= Work instruction =
Copy verbatim the material from its first line to the line that holds "The picture shows: Si2W.", including that line.

:: Exercise data ::
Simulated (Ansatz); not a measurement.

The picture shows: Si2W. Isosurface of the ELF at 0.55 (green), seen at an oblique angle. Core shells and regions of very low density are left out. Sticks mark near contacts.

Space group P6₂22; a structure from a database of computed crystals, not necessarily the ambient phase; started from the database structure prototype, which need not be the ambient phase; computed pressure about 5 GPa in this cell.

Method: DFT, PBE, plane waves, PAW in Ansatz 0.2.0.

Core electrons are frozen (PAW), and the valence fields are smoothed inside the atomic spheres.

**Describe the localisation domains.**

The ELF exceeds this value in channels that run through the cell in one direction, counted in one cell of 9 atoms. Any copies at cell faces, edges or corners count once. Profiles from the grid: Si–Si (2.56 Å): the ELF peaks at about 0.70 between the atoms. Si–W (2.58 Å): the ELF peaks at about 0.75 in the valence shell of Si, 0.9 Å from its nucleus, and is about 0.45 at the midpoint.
:::

= Answer box =
Simulated (Ansatz); not a measurement.

The picture shows: Si2W. Isosurface of the ELF at 0.55 (green), seen at an oblique angle. Core shells and regions of very low density are left out. Sticks mark near contacts.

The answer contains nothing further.